━━━━━━━━━━━━━━━━━━━━

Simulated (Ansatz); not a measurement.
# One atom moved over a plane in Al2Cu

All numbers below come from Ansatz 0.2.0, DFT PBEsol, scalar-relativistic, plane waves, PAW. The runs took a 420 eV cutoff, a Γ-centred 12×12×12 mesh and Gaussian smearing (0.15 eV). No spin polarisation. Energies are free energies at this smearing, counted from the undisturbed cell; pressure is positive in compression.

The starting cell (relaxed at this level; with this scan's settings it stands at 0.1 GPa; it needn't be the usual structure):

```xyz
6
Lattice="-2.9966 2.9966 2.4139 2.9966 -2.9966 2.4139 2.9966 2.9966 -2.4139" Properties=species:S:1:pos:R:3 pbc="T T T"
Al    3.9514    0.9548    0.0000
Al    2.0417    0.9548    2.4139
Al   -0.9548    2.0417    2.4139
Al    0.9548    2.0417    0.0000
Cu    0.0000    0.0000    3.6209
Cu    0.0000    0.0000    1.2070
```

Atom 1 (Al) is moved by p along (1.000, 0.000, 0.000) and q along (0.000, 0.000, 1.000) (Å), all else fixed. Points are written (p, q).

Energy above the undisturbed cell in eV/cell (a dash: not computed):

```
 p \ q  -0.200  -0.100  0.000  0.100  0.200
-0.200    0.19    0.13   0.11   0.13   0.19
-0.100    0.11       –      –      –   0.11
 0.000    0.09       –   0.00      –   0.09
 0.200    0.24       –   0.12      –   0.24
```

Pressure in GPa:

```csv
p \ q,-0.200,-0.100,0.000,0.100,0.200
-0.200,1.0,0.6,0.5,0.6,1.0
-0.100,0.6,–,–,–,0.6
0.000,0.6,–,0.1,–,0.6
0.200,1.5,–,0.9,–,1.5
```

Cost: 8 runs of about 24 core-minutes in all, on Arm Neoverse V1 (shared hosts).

━━━━━━━━━━━━━━━━━━━━

REQUIRED ACTION: Please output an exact copy of the lines above, from the opening line of the data down to the line that contains "All numbers below".

WORKED SOLUTION:
Simulated (Ansatz); not a measurement.
# One atom moved over a plane in Al2Cu

All numbers below come from Ansatz 0.2.0, DFT PBEsol, scalar-relativistic, plane waves, PAW. The runs took a 420 eV cutoff, a Γ-centred 12×12×12 mesh and Gaussian smearing (0.15 eV). No spin polarisation. Energies are free energies at this smearing, counted from the undisturbed cell; pressure is positive in compression.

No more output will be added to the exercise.